**Information shown:**
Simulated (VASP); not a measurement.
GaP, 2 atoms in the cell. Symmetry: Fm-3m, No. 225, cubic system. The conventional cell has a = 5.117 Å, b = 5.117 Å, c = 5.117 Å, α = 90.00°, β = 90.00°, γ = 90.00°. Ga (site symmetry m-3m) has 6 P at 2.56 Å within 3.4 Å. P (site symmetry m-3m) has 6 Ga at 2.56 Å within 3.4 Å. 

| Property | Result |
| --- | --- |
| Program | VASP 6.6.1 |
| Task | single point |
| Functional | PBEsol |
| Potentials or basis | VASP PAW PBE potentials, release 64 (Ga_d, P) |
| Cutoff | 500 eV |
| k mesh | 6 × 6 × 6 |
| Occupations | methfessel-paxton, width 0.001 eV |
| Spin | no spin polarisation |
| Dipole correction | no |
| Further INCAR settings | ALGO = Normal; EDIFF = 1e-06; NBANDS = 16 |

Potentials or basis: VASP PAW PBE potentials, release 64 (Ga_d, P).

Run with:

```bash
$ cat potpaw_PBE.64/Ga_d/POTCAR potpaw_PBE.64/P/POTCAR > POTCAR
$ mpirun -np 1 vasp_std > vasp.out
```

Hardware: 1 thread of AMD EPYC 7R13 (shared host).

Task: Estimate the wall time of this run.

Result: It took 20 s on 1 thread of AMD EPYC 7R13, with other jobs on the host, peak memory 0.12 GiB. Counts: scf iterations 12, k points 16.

**Brief:**
Only one span is wanted. It runs from the first line of the listing through the line with "NBANDS = 16 |", and each line must match exactly.

**Answer box:**
Simulated (VASP); not a measurement.
GaP, 2 atoms in the cell. Symmetry: Fm-3m, No. 225, cubic system. The conventional cell has a = 5.117 Å, b = 5.117 Å, c = 5.117 Å, α = 90.00°, β = 90.00°, γ = 90.00°. Ga (site symmetry m-3m) has 6 P at 2.56 Å within 3.4 Å. P (site symmetry m-3m) has 6 Ga at 2.56 Å within 3.4 Å. 

| Property | Result |
| --- | --- |
| Program | VASP 6.6.1 |
| Task | single point |
| Functional | PBEsol |
| Potentials or basis | VASP PAW PBE potentials, release 64 (Ga_d, P) |
| Cutoff | 500 eV |
| k mesh | 6 × 6 × 6 |
| Occupations | methfessel-paxton, width 0.001 eV |
| Spin | no spin polarisation |
| Dipole correction | no |
| Further INCAR settings | ALGO = Normal; EDIFF = 1e-06; NBANDS = 16 |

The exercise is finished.